=== Data extracts ===
---------------

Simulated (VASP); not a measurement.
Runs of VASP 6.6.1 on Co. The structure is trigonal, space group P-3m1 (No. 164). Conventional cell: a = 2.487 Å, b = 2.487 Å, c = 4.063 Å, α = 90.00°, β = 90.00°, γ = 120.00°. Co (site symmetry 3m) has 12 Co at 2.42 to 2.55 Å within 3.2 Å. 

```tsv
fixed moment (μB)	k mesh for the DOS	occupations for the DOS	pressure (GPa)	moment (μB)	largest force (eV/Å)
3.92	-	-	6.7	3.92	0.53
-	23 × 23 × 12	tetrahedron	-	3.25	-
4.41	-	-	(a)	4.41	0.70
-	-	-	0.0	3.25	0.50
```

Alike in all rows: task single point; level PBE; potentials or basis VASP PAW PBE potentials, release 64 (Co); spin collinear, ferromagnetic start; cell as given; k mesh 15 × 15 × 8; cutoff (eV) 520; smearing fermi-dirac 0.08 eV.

---------------

=== Requirement ===
Each record should come back exactly as written.

=== Answer area ===
Simulated (VASP); not a measurement.
Runs of VASP 6.6.1 on Co. The structure is trigonal, space group P-3m1 (No. 164). Conventional cell: a = 2.487 Å, b = 2.487 Å, c = 4.063 Å, α = 90.00°, β = 90.00°, γ = 120.00°. Co (site symmetry 3m) has 12 Co at 2.42 to 2.55 Å within 3.2 Å. 

```tsv
fixed moment (μB)	k mesh for the DOS	occupations for the DOS	pressure (GPa)	moment (μB)	largest force (eV/Å)
3.92	-	-	6.7	3.92	0.53
-	23 × 23 × 12	tetrahedron	-	3.25	-
4.41	-	-	(a)	4.41	0.70
-	-	-	0.0	3.25	0.50
```

Alike in all rows: task single point; level PBE; potentials or basis VASP PAW PBE potentials, release 64 (Co); spin collinear, ferromagnetic start; cell as given; k mesh 15 × 15 × 8; cutoff (eV) 520; smearing fermi-dirac 0.08 eV.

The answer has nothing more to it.